* DATA TO EXAMINE:
== Segment start ==

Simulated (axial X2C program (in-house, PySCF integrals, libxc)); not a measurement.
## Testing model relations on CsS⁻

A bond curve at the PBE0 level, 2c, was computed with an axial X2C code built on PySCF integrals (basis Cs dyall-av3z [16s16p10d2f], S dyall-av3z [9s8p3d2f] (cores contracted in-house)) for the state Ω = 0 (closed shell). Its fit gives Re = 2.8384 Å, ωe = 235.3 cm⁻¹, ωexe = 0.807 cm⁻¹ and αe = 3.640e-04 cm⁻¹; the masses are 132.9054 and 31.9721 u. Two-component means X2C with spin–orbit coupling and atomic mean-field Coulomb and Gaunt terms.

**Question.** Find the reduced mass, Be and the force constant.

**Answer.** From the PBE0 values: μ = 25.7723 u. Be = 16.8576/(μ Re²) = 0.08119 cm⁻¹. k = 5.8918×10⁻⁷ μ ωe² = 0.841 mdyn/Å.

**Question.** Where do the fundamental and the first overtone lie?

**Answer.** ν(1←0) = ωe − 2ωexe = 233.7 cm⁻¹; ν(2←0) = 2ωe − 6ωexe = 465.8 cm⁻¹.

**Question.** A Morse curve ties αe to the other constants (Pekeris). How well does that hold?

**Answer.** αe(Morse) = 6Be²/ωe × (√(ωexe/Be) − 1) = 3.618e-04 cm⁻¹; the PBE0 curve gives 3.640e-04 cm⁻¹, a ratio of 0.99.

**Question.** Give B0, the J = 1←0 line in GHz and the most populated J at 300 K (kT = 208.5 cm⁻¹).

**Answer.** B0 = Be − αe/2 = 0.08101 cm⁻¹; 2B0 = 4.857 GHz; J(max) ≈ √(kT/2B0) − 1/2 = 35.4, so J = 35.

== Segment end ==

* REQUIRED ACTION:
Nothing but the lines from the start of the data above through the line with "6ωexe = 465.8 cm⁻¹." should appear in your answer, copied exactly.

* RESULT:
Simulated (axial X2C program (in-house, PySCF integrals, libxc)); not a measurement.
## Testing model relations on CsS⁻

A bond curve at the PBE0 level, 2c, was computed with an axial X2C code built on PySCF integrals (basis Cs dyall-av3z [16s16p10d2f], S dyall-av3z [9s8p3d2f] (cores contracted in-house)) for the state Ω = 0 (closed shell). Its fit gives Re = 2.8384 Å, ωe = 235.3 cm⁻¹, ωexe = 0.807 cm⁻¹ and αe = 3.640e-04 cm⁻¹; the masses are 132.9054 and 31.9721 u. Two-component means X2C with spin–orbit coupling and atomic mean-field Coulomb and Gaunt terms.

**Question.** Find the reduced mass, Be and the force constant.

**Answer.** From the PBE0 values: μ = 25.7723 u. Be = 16.8576/(μ Re²) = 0.08119 cm⁻¹. k = 5.8918×10⁻⁷ μ ωe² = 0.841 mdyn/Å.

**Question.** Where do the fundamental and the first overtone lie?

**Answer.** ν(1←0) = ωe − 2ωexe = 233.7 cm⁻¹; ν(2←0) = 2ωe − 6ωexe = 465.8 cm⁻¹.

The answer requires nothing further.